# Exercise
Return the run of lines below that opens with the line containing "Problem. Which structure fits?" and closes with the line containing "(D) N[SiH2][SiH2]CF", keeping each one exact.

** Supplied information follows **

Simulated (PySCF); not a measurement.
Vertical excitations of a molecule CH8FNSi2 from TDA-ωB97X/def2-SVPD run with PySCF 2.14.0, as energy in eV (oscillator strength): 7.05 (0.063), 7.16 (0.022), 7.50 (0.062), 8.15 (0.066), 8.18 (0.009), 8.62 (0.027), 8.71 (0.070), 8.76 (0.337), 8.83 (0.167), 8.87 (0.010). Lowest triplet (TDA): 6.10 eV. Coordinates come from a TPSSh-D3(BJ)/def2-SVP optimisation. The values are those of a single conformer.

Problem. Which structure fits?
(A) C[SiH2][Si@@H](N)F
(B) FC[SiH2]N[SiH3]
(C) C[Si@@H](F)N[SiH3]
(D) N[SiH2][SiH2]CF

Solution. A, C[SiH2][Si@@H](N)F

** End of Supplied information **

# Written solution
Problem. Which structure fits?
(A) C[SiH2][Si@@H](N)F
(B) FC[SiH2]N[SiH3]
(C) C[Si@@H](F)N[SiH3]
(D) N[SiH2][SiH2]CF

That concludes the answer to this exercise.